#### DATA TO EXAMINE
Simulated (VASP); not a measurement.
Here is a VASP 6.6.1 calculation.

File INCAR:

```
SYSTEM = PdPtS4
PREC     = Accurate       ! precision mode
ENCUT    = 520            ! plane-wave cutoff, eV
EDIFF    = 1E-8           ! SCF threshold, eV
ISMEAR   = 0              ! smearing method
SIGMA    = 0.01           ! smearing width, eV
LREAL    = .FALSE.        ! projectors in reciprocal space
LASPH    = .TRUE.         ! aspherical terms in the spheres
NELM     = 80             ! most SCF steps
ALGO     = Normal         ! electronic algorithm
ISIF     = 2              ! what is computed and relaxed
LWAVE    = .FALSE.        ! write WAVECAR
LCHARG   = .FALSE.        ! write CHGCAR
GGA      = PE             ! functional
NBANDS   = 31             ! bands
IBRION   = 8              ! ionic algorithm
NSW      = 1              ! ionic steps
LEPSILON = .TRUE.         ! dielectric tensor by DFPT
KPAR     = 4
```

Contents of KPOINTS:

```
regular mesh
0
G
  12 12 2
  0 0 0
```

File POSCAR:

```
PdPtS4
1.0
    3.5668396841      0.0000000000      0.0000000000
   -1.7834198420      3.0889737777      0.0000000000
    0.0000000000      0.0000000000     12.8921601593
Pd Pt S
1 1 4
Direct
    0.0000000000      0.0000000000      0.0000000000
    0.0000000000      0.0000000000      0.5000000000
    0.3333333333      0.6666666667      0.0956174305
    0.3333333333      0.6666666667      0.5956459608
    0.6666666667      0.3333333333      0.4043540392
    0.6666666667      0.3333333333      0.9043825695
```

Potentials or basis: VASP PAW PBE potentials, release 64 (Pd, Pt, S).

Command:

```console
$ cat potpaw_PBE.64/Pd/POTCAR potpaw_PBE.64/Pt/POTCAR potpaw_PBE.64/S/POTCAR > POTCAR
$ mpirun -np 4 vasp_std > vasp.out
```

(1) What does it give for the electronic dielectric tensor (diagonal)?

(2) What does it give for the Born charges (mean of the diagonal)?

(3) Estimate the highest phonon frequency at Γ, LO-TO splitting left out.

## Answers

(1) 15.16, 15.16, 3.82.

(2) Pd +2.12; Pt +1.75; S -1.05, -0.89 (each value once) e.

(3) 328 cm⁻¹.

#### WORK ORDER
Reproduce, word for word and in full, only the lines above that start at the line with "Potentials or basis: VASP" and run through the line with "(2) Pd +2.12;", both ends included.

#### EXERCISE OUTPUT
Potentials or basis: VASP PAW PBE potentials, release 64 (Pd, Pt, S).

Command:

```console
$ cat potpaw_PBE.64/Pd/POTCAR potpaw_PBE.64/Pt/POTCAR potpaw_PBE.64/S/POTCAR > POTCAR
$ mpirun -np 4 vasp_std > vasp.out
```

(1) What does it give for the electronic dielectric tensor (diagonal)?

(2) What does it give for the Born charges (mean of the diagonal)?

(3) Estimate the highest phonon frequency at Γ, LO-TO splitting left out.

## Answers

(1) 15.16, 15.16, 3.82.

(2) Pd +2.12; Pt +1.75; S -1.05, -0.89 (each value once) e.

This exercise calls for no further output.